### Work item
From the listing below, set down exactly the lines between the one holding "PAW data sets: Ni (PBE family, release 64)." and the one holding "Numbers of over", inclusive. No other line is wanted.

### Data extracts
——

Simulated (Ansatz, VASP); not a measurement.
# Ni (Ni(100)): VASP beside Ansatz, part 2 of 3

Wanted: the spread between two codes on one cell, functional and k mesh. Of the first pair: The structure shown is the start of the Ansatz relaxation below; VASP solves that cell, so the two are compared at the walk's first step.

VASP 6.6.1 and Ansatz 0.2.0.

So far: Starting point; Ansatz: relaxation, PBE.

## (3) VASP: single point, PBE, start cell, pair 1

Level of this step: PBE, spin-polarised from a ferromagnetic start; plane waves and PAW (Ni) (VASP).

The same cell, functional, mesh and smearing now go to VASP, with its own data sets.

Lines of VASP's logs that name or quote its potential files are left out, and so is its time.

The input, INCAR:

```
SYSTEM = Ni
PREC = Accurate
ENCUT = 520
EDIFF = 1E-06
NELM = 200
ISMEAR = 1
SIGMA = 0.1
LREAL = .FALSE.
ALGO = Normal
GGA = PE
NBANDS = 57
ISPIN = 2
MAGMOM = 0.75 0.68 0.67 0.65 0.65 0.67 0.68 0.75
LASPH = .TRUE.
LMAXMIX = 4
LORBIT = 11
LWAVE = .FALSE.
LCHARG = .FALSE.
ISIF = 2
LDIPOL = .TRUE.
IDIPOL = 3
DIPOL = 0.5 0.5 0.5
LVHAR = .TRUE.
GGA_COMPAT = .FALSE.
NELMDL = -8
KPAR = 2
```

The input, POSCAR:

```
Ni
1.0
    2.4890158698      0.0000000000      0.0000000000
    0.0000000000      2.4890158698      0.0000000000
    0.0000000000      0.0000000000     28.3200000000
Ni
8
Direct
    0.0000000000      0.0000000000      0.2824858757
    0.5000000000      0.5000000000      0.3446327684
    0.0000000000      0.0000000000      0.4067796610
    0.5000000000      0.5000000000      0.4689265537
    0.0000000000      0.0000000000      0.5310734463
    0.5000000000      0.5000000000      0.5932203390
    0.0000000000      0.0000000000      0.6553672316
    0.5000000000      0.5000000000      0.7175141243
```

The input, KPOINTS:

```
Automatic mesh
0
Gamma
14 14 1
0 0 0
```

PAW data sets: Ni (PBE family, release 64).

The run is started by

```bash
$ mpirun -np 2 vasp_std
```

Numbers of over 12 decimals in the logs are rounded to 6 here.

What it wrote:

——

### Response box
PAW data sets: Ni (PBE family, release 64).

The run is started by

```bash
$ mpirun -np 2 vasp_std
```

Numbers of over 12 decimals in the logs are rounded to 6 here.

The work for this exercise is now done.